_Work item_
Set down all of the entries precisely as they were written.

'''

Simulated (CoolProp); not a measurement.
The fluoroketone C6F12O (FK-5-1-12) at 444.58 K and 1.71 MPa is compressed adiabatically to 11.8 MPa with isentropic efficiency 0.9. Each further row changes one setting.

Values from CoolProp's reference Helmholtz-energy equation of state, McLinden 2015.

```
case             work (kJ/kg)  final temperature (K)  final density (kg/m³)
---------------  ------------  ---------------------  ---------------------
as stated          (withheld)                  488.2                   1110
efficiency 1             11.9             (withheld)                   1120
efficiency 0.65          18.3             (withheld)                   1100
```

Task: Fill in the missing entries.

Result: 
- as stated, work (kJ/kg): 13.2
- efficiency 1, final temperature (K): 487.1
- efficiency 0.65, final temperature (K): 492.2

'''

_Task result_
Simulated (CoolProp); not a measurement.
The fluoroketone C6F12O (FK-5-1-12) at 444.58 K and 1.71 MPa is compressed adiabatically to 11.8 MPa with isentropic efficiency 0.9. Each further row changes one setting.

Values from CoolProp's reference Helmholtz-energy equation of state, McLinden 2015.

```
case             work (kJ/kg)  final temperature (K)  final density (kg/m³)
---------------  ------------  ---------------------  ---------------------
as stated          (withheld)                  488.2                   1110
efficiency 1             11.9             (withheld)                   1120
efficiency 0.65          18.3             (withheld)                   1100
```

Task: Fill in the missing entries.

Result: 
- as stated, work (kJ/kg): 13.2
- efficiency 1, final temperature (K): 487.1
- efficiency 0.65, final temperature (K): 492.2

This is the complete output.